In the listing beneath this line, copy exactly the lines starting with the one containing "pressure (GPa) |" and going on through the one containing "none | 44.1 |".

------ Extracted data

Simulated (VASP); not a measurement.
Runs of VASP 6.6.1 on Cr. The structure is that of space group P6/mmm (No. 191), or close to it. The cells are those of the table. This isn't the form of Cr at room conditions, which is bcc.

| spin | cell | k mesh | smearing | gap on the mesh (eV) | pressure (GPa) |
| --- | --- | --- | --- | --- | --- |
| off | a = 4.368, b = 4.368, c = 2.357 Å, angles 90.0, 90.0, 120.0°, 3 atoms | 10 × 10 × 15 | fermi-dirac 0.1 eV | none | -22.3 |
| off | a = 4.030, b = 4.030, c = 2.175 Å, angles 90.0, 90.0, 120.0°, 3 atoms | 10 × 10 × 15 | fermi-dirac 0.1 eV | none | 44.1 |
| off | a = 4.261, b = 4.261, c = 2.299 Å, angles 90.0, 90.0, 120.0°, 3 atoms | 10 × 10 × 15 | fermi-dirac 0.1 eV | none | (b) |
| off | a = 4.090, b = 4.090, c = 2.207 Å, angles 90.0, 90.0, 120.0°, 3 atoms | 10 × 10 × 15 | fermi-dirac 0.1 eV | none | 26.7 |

------------

• Response:
| spin | cell | k mesh | smearing | gap on the mesh (eV) | pressure (GPa) |
| --- | --- | --- | --- | --- | --- |
| off | a = 4.368, b = 4.368, c = 2.357 Å, angles 90.0, 90.0, 120.0°, 3 atoms | 10 × 10 × 15 | fermi-dirac 0.1 eV | none | -22.3 |
| off | a = 4.030, b = 4.030, c = 2.175 Å, angles 90.0, 90.0, 120.0°, 3 atoms | 10 × 10 × 15 | fermi-dirac 0.1 eV | none | 44.1 |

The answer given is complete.